● **Work instruction**
Return the lines of the data below exactly. Start at the first and end with the line containing "8.566 | 44 |".

● **Material shown**
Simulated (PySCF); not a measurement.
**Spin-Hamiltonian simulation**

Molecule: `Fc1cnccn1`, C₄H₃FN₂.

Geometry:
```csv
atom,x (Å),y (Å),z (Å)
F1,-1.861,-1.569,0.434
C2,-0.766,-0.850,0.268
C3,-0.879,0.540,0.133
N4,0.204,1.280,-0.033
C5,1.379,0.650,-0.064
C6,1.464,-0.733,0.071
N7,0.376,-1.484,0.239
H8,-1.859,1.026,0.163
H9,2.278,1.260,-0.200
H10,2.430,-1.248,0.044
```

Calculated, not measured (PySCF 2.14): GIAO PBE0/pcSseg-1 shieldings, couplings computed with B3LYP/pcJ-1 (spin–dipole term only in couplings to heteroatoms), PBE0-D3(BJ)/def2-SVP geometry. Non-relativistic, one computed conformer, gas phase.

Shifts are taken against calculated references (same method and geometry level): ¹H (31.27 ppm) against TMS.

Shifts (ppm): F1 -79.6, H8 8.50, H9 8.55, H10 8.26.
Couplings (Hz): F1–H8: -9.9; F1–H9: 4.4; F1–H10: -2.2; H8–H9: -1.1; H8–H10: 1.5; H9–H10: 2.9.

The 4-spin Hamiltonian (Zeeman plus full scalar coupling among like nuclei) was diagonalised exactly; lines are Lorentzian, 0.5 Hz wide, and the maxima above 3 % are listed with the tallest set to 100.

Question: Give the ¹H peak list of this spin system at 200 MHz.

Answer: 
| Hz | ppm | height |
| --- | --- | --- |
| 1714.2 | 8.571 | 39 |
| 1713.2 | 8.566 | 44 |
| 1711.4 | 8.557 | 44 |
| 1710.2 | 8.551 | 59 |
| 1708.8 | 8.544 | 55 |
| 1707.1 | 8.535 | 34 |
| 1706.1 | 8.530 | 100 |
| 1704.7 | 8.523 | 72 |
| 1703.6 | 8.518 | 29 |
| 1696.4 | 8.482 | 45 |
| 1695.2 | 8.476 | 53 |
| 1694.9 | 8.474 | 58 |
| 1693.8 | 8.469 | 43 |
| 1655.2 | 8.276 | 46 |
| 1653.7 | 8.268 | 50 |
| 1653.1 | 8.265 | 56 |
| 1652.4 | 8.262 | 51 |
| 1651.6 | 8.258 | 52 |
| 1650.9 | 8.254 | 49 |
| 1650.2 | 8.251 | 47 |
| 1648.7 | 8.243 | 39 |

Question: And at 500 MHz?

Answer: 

● **Worked solution**
Simulated (PySCF); not a measurement.
**Spin-Hamiltonian simulation**

Molecule: `Fc1cnccn1`, C₄H₃FN₂.

Geometry:
```csv
atom,x (Å),y (Å),z (Å)
F1,-1.861,-1.569,0.434
C2,-0.766,-0.850,0.268
C3,-0.879,0.540,0.133
N4,0.204,1.280,-0.033
C5,1.379,0.650,-0.064
C6,1.464,-0.733,0.071
N7,0.376,-1.484,0.239
H8,-1.859,1.026,0.163
H9,2.278,1.260,-0.200
H10,2.430,-1.248,0.044
```

Calculated, not measured (PySCF 2.14): GIAO PBE0/pcSseg-1 shieldings, couplings computed with B3LYP/pcJ-1 (spin–dipole term only in couplings to heteroatoms), PBE0-D3(BJ)/def2-SVP geometry. Non-relativistic, one computed conformer, gas phase.

Shifts are taken against calculated references (same method and geometry level): ¹H (31.27 ppm) against TMS.

Shifts (ppm): F1 -79.6, H8 8.50, H9 8.55, H10 8.26.
Couplings (Hz): F1–H8: -9.9; F1–H9: 4.4; F1–H10: -2.2; H8–H9: -1.1; H8–H10: 1.5; H9–H10: 2.9.

The 4-spin Hamiltonian (Zeeman plus full scalar coupling among like nuclei) was diagonalised exactly; lines are Lorentzian, 0.5 Hz wide, and the maxima above 3 % are listed with the tallest set to 100.

Question: Give the ¹H peak list of this spin system at 200 MHz.

Answer: 
| Hz | ppm | height |
| --- | --- | --- |
| 1714.2 | 8.571 | 39 |
| 1713.2 | 8.566 | 44 |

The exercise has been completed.